* * * *

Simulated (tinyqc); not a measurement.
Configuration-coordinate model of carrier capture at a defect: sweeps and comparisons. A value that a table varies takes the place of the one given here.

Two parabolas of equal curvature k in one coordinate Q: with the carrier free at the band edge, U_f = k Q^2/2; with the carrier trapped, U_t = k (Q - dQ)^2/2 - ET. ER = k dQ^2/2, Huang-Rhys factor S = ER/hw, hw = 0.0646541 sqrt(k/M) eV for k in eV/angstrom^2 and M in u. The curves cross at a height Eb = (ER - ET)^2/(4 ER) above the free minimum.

* * * *

- Work item -
Would you restate the material word for word, leaving nothing out?

- Task response -
Simulated (tinyqc); not a measurement.
Configuration-coordinate model of carrier capture at a defect: sweeps and comparisons. A value that a table varies takes the place of the one given here.

Two parabolas of equal curvature k in one coordinate Q: with the carrier free at the band edge, U_f = k Q^2/2; with the carrier trapped, U_t = k (Q - dQ)^2/2 - ET. ER = k dQ^2/2, Huang-Rhys factor S = ER/hw, hw = 0.0646541 sqrt(k/M) eV for k in eV/angstrom^2 and M in u. The curves cross at a height Eb = (ER - ET)^2/(4 ER) above the free minimum.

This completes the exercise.